Your reply should consist solely of the lines from the start of the material below through the line containing "Result: gap on", reproduced exactly.

--- GIVEN DATA Enclosed Below ---

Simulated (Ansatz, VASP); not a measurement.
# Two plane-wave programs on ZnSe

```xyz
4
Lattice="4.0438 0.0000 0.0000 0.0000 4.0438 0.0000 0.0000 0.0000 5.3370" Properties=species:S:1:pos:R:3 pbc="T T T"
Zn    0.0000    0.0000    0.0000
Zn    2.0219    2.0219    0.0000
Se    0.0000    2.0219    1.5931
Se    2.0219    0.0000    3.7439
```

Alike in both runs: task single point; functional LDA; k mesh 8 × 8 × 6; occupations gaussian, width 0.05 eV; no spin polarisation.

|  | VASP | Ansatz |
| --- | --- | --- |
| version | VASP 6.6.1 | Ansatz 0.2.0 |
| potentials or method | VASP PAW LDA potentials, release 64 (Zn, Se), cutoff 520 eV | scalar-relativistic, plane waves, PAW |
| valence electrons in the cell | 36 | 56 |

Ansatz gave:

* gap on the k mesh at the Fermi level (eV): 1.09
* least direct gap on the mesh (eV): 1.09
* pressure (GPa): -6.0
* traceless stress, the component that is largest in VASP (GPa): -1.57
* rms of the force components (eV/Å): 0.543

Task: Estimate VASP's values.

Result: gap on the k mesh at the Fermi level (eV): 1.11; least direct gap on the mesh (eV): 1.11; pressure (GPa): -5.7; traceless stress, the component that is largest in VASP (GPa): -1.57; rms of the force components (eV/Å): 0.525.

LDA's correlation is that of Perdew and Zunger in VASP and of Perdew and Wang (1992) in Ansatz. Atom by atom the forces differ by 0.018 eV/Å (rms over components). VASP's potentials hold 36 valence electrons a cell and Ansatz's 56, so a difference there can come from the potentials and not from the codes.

--- End of Enclosed GIVEN DATA ---

EXERCISE OUTPUT
Simulated (Ansatz, VASP); not a measurement.
# Two plane-wave programs on ZnSe

```xyz
4
Lattice="4.0438 0.0000 0.0000 0.0000 4.0438 0.0000 0.0000 0.0000 5.3370" Properties=species:S:1:pos:R:3 pbc="T T T"
Zn    0.0000    0.0000    0.0000
Zn    2.0219    2.0219    0.0000
Se    0.0000    2.0219    1.5931
Se    2.0219    0.0000    3.7439
```

Alike in both runs: task single point; functional LDA; k mesh 8 × 8 × 6; occupations gaussian, width 0.05 eV; no spin polarisation.

|  | VASP | Ansatz |
| --- | --- | --- |
| version | VASP 6.6.1 | Ansatz 0.2.0 |
| potentials or method | VASP PAW LDA potentials, release 64 (Zn, Se), cutoff 520 eV | scalar-relativistic, plane waves, PAW |
| valence electrons in the cell | 36 | 56 |

Ansatz gave:

* gap on the k mesh at the Fermi level (eV): 1.09
* least direct gap on the mesh (eV): 1.09
* pressure (GPa): -6.0
* traceless stress, the component that is largest in VASP (GPa): -1.57
* rms of the force components (eV/Å): 0.543

Task: Estimate VASP's values.

Result: gap on the k mesh at the Fermi level (eV): 1.11; least direct gap on the mesh (eV): 1.11; pressure (GPa): -5.7; traceless stress, the component that is largest in VASP (GPa): -1.57; rms of the force components (eV/Å): 0.525.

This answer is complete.